**Assignment:**
What is needed is an exact copy of all the data.

**Given entries:**
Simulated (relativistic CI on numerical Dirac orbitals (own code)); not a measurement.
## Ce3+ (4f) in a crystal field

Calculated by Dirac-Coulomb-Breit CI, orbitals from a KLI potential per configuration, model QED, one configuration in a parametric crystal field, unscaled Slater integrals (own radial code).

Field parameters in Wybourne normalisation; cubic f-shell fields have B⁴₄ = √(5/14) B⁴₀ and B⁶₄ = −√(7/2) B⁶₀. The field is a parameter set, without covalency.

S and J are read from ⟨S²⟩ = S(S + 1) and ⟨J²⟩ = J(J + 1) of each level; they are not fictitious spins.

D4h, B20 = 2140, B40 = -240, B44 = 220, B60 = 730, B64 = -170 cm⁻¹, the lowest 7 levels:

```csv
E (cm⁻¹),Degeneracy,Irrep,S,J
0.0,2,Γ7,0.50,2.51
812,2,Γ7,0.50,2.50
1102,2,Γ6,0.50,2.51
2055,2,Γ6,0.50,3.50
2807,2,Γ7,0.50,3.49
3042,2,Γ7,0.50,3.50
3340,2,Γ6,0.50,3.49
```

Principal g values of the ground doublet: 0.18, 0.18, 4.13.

**Exercise answer:**
Simulated (relativistic CI on numerical Dirac orbitals (own code)); not a measurement.
## Ce3+ (4f) in a crystal field

Calculated by Dirac-Coulomb-Breit CI, orbitals from a KLI potential per configuration, model QED, one configuration in a parametric crystal field, unscaled Slater integrals (own radial code).

Field parameters in Wybourne normalisation; cubic f-shell fields have B⁴₄ = √(5/14) B⁴₀ and B⁶₄ = −√(7/2) B⁶₀. The field is a parameter set, without covalency.

S and J are read from ⟨S²⟩ = S(S + 1) and ⟨J²⟩ = J(J + 1) of each level; they are not fictitious spins.

D4h, B20 = 2140, B40 = -240, B44 = 220, B60 = 730, B64 = -170 cm⁻¹, the lowest 7 levels:

```csv
E (cm⁻¹),Degeneracy,Irrep,S,J
0.0,2,Γ7,0.50,2.51
812,2,Γ7,0.50,2.50
1102,2,Γ6,0.50,2.51
2055,2,Γ6,0.50,3.50
2807,2,Γ7,0.50,3.49
3042,2,Γ7,0.50,3.50
3340,2,Γ6,0.50,3.49
```

Principal g values of the ground doublet: 0.18, 0.18, 4.13.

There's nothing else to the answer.